**Listed entries**.
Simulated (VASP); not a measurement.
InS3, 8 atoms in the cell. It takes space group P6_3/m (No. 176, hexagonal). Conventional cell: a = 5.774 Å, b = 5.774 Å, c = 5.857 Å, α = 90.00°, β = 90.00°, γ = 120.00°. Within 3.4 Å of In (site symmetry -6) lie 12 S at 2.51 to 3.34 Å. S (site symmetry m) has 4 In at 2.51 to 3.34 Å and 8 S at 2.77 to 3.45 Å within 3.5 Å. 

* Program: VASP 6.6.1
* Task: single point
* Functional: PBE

**Work task**. Copy the records above exactly as written.

**Solution**.
Simulated (VASP); not a measurement.
InS3, 8 atoms in the cell. It takes space group P6_3/m (No. 176, hexagonal). Conventional cell: a = 5.774 Å, b = 5.774 Å, c = 5.857 Å, α = 90.00°, β = 90.00°, γ = 120.00°. Within 3.4 Å of In (site symmetry -6) lie 12 S at 2.51 to 3.34 Å. S (site symmetry m) has 4 In at 2.51 to 3.34 Å and 8 S at 2.77 to 3.45 Å within 3.5 Å. 

* Program: VASP 6.6.1
* Task: single point
* Functional: PBE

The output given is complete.